> **ASSIGNMENT**: Exactness is required throughout. Return every record once more.

*** RAW DATA ***
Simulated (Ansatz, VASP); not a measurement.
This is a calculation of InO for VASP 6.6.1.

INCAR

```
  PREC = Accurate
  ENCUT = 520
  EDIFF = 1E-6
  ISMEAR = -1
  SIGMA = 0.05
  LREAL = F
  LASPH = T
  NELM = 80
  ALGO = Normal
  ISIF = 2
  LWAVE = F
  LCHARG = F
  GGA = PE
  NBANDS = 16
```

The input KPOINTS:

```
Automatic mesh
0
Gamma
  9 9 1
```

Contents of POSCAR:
***

> **TASK RESULT**:
Simulated (Ansatz, VASP); not a measurement.
This is a calculation of InO for VASP 6.6.1.

INCAR

```
  PREC = Accurate
  ENCUT = 520
  EDIFF = 1E-6
  ISMEAR = -1
  SIGMA = 0.05
  LREAL = F
  LASPH = T
  NELM = 80
  ALGO = Normal
  ISIF = 2
  LWAVE = F
  LCHARG = F
  GGA = PE
  NBANDS = 16
```

The input KPOINTS:

```
Automatic mesh
0
Gamma
  9 9 1
```

Contents of POSCAR:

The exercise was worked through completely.